┌────────

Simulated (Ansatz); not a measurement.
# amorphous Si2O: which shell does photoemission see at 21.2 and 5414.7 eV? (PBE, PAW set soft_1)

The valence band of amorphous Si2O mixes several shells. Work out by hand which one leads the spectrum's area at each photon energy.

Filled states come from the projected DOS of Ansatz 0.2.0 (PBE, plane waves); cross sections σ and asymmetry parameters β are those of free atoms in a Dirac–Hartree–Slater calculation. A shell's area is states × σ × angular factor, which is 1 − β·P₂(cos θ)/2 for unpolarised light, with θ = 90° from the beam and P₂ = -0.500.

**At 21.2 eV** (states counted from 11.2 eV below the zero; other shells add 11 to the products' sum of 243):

└────────

TASK ITEM:
Everything in the material above from the line that has "# amorphous Si2O: which" through the line that has "Filled states come" must be duplicated exactly, with no other lines given.

SOLUTION:
# amorphous Si2O: which shell does photoemission see at 21.2 and 5414.7 eV? (PBE, PAW set soft_1)

The valence band of amorphous Si2O mixes several shells. Work out by hand which one leads the spectrum's area at each photon energy.

Filled states come from the projected DOS of Ansatz 0.2.0 (PBE, plane waves); cross sections σ and asymmetry parameters β are those of free atoms in a Dirac–Hartree–Slater calculation. A shell's area is states × σ × angular factor, which is 1 − β·P₂(cos θ)/2 for unpolarised light, with θ = 90° from the beam and P₂ = -0.500.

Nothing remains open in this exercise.